Dataset content>
= = = =

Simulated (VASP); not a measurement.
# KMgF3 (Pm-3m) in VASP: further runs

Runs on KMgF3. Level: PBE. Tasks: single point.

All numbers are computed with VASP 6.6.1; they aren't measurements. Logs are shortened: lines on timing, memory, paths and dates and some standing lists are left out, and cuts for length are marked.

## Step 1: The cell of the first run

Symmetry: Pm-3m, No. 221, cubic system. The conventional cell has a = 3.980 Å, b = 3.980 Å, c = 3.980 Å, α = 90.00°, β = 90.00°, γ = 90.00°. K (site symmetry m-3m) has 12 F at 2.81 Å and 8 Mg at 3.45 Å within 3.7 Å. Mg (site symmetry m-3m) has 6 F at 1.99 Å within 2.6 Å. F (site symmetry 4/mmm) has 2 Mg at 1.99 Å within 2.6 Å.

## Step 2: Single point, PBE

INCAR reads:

= = = =

Work instruction> In the data above, find the line with "# KMgF3 (Pm-3m) in VASP: further runs" and the line with "## Step 1: The cell of the first run". Retype both, plus every line between them, exactly.

Written solution>
# KMgF3 (Pm-3m) in VASP: further runs

Runs on KMgF3. Level: PBE. Tasks: single point.

All numbers are computed with VASP 6.6.1; they aren't measurements. Logs are shortened: lines on timing, memory, paths and dates and some standing lists are left out, and cuts for length are marked.

## Step 1: The cell of the first run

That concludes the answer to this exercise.